=======

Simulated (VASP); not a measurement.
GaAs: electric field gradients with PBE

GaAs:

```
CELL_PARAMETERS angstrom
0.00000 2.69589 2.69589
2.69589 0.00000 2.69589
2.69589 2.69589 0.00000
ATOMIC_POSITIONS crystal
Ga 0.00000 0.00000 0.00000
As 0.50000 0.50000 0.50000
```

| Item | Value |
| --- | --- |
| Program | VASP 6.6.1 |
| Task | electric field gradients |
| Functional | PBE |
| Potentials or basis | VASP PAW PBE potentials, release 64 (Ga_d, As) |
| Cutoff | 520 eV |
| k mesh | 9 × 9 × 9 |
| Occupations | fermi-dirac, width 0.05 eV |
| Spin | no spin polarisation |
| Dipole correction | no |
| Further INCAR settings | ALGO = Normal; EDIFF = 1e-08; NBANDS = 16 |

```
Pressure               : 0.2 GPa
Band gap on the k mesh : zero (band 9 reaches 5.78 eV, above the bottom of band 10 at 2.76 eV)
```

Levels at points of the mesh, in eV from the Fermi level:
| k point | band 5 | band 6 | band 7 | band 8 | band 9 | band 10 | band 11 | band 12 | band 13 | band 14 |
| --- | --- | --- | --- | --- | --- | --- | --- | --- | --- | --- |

=======

Exercise:
Retyping every line above exactly is all that is needed.

Task response:
Simulated (VASP); not a measurement.
GaAs: electric field gradients with PBE

GaAs:

```
CELL_PARAMETERS angstrom
0.00000 2.69589 2.69589
2.69589 0.00000 2.69589
2.69589 2.69589 0.00000
ATOMIC_POSITIONS crystal
Ga 0.00000 0.00000 0.00000
As 0.50000 0.50000 0.50000
```

| Item | Value |
| --- | --- |
| Program | VASP 6.6.1 |
| Task | electric field gradients |
| Functional | PBE |
| Potentials or basis | VASP PAW PBE potentials, release 64 (Ga_d, As) |
| Cutoff | 520 eV |
| k mesh | 9 × 9 × 9 |
| Occupations | fermi-dirac, width 0.05 eV |
| Spin | no spin polarisation |
| Dipole correction | no |
| Further INCAR settings | ALGO = Normal; EDIFF = 1e-08; NBANDS = 16 |

```
Pressure               : 0.2 GPa
Band gap on the k mesh : zero (band 9 reaches 5.78 eV, above the bottom of band 10 at 2.76 eV)
```

Levels at points of the mesh, in eV from the Fermi level:
| k point | band 5 | band 6 | band 7 | band 8 | band 9 | band 10 | band 11 | band 12 | band 13 | band 14 |
| --- | --- | --- | --- | --- | --- | --- | --- | --- | --- | --- |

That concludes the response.